### [Work request]
A word-for-word restatement of all the records is the required answer.

### [Information provided]
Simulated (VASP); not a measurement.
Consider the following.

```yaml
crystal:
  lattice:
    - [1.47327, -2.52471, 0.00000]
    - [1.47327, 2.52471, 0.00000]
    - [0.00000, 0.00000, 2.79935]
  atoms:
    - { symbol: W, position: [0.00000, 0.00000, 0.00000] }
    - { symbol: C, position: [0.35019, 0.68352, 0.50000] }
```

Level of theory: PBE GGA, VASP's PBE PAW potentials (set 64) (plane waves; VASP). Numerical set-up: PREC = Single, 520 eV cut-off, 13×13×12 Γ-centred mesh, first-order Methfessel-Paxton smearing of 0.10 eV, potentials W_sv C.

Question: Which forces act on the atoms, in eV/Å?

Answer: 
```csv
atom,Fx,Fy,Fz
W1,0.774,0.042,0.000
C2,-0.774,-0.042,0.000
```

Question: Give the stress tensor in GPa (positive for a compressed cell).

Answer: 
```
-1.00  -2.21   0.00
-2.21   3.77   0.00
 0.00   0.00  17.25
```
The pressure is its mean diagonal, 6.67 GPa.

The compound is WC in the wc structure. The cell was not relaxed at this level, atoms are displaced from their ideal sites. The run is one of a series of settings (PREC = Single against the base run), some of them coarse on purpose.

### [Expected answer]
Simulated (VASP); not a measurement.
Consider the following.

```yaml
crystal:
  lattice:
    - [1.47327, -2.52471, 0.00000]
    - [1.47327, 2.52471, 0.00000]
    - [0.00000, 0.00000, 2.79935]
  atoms:
    - { symbol: W, position: [0.00000, 0.00000, 0.00000] }
    - { symbol: C, position: [0.35019, 0.68352, 0.50000] }
```

Level of theory: PBE GGA, VASP's PBE PAW potentials (set 64) (plane waves; VASP). Numerical set-up: PREC = Single, 520 eV cut-off, 13×13×12 Γ-centred mesh, first-order Methfessel-Paxton smearing of 0.10 eV, potentials W_sv C.

Question: Which forces act on the atoms, in eV/Å?

Answer: 
```csv
atom,Fx,Fy,Fz
W1,0.774,0.042,0.000
C2,-0.774,-0.042,0.000
```

Question: Give the stress tensor in GPa (positive for a compressed cell).

Answer: 
```
-1.00  -2.21   0.00
-2.21   3.77   0.00
 0.00   0.00  17.25
```
The pressure is its mean diagonal, 6.67 GPa.

The compound is WC in the wc structure. The cell was not relaxed at this level, atoms are displaced from their ideal sites. The run is one of a series of settings (PREC = Single against the base run), some of them coarse on purpose.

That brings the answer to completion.